-- WORK INSTRUCTION --
Starting at the top of the records, output every line through the one that contains "## (1) The cell of the first run", keeping each exactly as it appears.

-- RECORD EXTRACTS --
*** Begin section ***

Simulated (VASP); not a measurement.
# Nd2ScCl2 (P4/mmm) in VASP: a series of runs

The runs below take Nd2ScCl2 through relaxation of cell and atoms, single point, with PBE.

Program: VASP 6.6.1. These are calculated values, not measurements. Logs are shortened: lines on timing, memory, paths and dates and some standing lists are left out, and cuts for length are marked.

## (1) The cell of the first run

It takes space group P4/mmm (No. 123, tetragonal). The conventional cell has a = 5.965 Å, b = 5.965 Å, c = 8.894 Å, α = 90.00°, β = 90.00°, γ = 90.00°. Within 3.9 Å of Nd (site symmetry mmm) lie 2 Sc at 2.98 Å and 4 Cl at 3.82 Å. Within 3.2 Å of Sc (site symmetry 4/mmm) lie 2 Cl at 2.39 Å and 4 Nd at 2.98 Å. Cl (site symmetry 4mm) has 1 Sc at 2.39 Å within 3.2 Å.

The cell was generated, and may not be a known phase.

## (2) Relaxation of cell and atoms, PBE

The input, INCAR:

*** End section ***

-- TASK RESULT --
Simulated (VASP); not a measurement.
# Nd2ScCl2 (P4/mmm) in VASP: a series of runs

The runs below take Nd2ScCl2 through relaxation of cell and atoms, single point, with PBE.

Program: VASP 6.6.1. These are calculated values, not measurements. Logs are shortened: lines on timing, memory, paths and dates and some standing lists are left out, and cuts for length are marked.

## (1) The cell of the first run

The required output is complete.